Brief> Answer with the exact lines of the following material from the one containing "- Potentials or" through the one containing "PBE binds less", both end lines included.

** Opening Material supplied block **

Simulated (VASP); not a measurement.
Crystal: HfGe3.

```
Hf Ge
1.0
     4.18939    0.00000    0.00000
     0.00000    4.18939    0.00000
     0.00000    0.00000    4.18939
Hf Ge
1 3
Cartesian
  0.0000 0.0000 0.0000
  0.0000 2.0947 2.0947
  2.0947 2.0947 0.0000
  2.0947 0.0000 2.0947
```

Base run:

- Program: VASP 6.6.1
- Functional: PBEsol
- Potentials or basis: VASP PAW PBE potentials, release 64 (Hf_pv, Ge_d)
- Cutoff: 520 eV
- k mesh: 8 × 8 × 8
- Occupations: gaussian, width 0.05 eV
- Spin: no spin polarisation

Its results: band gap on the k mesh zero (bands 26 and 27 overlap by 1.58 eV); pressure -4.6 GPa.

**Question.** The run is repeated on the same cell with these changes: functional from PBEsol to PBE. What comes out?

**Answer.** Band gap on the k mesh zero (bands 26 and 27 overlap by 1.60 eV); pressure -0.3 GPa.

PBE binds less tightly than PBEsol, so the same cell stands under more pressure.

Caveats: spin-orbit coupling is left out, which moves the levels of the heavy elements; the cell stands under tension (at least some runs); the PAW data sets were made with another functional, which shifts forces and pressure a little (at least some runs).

** Closing Material supplied block **

Answer area>
- Potentials or basis: VASP PAW PBE potentials, release 64 (Hf_pv, Ge_d)
- Cutoff: 520 eV
- k mesh: 8 × 8 × 8
- Occupations: gaussian, width 0.05 eV
- Spin: no spin polarisation

Its results: band gap on the k mesh zero (bands 26 and 27 overlap by 1.58 eV); pressure -4.6 GPa.

**Question.** The run is repeated on the same cell with these changes: functional from PBEsol to PBE. What comes out?

**Answer.** Band gap on the k mesh zero (bands 26 and 27 overlap by 1.60 eV); pressure -0.3 GPa.

PBE binds less tightly than PBEsol, so the same cell stands under more pressure.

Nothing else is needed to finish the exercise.